Information shown section start

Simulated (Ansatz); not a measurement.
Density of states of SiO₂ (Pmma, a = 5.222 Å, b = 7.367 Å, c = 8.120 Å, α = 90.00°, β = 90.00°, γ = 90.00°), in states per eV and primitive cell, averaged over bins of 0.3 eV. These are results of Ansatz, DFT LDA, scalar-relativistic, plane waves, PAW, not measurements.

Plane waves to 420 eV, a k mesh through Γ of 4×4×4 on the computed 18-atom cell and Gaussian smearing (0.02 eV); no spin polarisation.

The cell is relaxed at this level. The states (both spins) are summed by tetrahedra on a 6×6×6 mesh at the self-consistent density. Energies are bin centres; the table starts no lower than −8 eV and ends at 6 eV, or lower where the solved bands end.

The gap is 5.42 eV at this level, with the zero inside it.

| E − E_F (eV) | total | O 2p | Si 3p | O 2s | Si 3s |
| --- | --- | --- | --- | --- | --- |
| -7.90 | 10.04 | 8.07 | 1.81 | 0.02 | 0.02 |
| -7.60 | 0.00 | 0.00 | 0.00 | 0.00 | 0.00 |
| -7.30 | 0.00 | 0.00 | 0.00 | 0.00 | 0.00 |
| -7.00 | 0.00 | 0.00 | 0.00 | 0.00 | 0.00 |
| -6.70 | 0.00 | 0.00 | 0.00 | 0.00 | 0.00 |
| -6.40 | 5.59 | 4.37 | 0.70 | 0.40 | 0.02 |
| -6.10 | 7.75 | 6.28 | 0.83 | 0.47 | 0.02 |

Information shown section end

### [Work request]
An exact repeat of all the records is required.

### [Exercise output]
Simulated (Ansatz); not a measurement.
Density of states of SiO₂ (Pmma, a = 5.222 Å, b = 7.367 Å, c = 8.120 Å, α = 90.00°, β = 90.00°, γ = 90.00°), in states per eV and primitive cell, averaged over bins of 0.3 eV. These are results of Ansatz, DFT LDA, scalar-relativistic, plane waves, PAW, not measurements.

Plane waves to 420 eV, a k mesh through Γ of 4×4×4 on the computed 18-atom cell and Gaussian smearing (0.02 eV); no spin polarisation.

The cell is relaxed at this level. The states (both spins) are summed by tetrahedra on a 6×6×6 mesh at the self-consistent density. Energies are bin centres; the table starts no lower than −8 eV and ends at 6 eV, or lower where the solved bands end.

The gap is 5.42 eV at this level, with the zero inside it.

| E − E_F (eV) | total | O 2p | Si 3p | O 2s | Si 3s |
| --- | --- | --- | --- | --- | --- |
| -7.90 | 10.04 | 8.07 | 1.81 | 0.02 | 0.02 |
| -7.60 | 0.00 | 0.00 | 0.00 | 0.00 | 0.00 |
| -7.30 | 0.00 | 0.00 | 0.00 | 0.00 | 0.00 |
| -7.00 | 0.00 | 0.00 | 0.00 | 0.00 | 0.00 |
| -6.70 | 0.00 | 0.00 | 0.00 | 0.00 | 0.00 |
| -6.40 | 5.59 | 4.37 | 0.70 | 0.40 | 0.02 |
| -6.10 | 7.75 | 6.28 | 0.83 | 0.47 | 0.02 |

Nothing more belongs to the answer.